WORK ITEM: Below is a listing; reproduce each line of it exactly.

SUPPLIED INFORMATION:
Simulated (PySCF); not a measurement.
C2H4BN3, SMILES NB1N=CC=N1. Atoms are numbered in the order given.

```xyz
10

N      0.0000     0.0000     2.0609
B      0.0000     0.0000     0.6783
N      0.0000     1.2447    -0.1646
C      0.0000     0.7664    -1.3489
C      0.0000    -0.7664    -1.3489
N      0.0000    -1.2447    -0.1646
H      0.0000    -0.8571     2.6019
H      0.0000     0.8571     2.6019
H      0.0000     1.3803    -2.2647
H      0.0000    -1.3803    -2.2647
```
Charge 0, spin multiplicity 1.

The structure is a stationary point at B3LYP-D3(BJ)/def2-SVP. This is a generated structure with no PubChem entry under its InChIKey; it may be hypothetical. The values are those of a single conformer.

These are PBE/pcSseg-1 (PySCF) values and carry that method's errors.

YOUR RESPONSE:
Simulated (PySCF); not a measurement.
C2H4BN3, SMILES NB1N=CC=N1. Atoms are numbered in the order given.

```xyz
10

N      0.0000     0.0000     2.0609
B      0.0000     0.0000     0.6783
N      0.0000     1.2447    -0.1646
C      0.0000     0.7664    -1.3489
C      0.0000    -0.7664    -1.3489
N      0.0000    -1.2447    -0.1646
H      0.0000    -0.8571     2.6019
H      0.0000     0.8571     2.6019
H      0.0000     1.3803    -2.2647
H      0.0000    -1.3803    -2.2647
```
Charge 0, spin multiplicity 1.

The structure is a stationary point at B3LYP-D3(BJ)/def2-SVP. This is a generated structure with no PubChem entry under its InChIKey; it may be hypothetical. The values are those of a single conformer.

These are PBE/pcSseg-1 (PySCF) values and carry that method's errors.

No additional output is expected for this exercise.